• DATASET CONTENT:
------------
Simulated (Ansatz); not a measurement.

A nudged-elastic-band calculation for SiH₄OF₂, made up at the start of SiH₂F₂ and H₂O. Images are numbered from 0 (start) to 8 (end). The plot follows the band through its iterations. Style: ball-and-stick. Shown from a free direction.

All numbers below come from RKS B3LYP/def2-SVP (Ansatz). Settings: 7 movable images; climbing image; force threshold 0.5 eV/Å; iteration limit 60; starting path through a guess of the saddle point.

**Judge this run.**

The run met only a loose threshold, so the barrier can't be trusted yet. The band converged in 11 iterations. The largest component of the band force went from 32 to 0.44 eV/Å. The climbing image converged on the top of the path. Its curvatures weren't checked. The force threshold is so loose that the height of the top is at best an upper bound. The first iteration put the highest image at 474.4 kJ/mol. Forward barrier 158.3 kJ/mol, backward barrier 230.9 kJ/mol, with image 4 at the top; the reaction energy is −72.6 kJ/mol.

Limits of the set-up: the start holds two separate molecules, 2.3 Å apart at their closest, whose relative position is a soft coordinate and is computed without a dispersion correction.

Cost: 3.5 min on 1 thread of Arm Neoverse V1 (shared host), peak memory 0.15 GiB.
------------

• TASK ITEM: The response has to match the records above word for word.

• EXERCISE RESPONSE:
Simulated (Ansatz); not a measurement.

A nudged-elastic-band calculation for SiH₄OF₂, made up at the start of SiH₂F₂ and H₂O. Images are numbered from 0 (start) to 8 (end). The plot follows the band through its iterations. Style: ball-and-stick. Shown from a free direction.

All numbers below come from RKS B3LYP/def2-SVP (Ansatz). Settings: 7 movable images; climbing image; force threshold 0.5 eV/Å; iteration limit 60; starting path through a guess of the saddle point.

**Judge this run.**

The run met only a loose threshold, so the barrier can't be trusted yet. The band converged in 11 iterations. The largest component of the band force went from 32 to 0.44 eV/Å. The climbing image converged on the top of the path. Its curvatures weren't checked. The force threshold is so loose that the height of the top is at best an upper bound. The first iteration put the highest image at 474.4 kJ/mol. Forward barrier 158.3 kJ/mol, backward barrier 230.9 kJ/mol, with image 4 at the top; the reaction energy is −72.6 kJ/mol.

Limits of the set-up: the start holds two separate molecules, 2.3 Å apart at their closest, whose relative position is a soft coordinate and is computed without a dispersion correction.

Cost: 3.5 min on 1 thread of Arm Neoverse V1 (shared host), peak memory 0.15 GiB.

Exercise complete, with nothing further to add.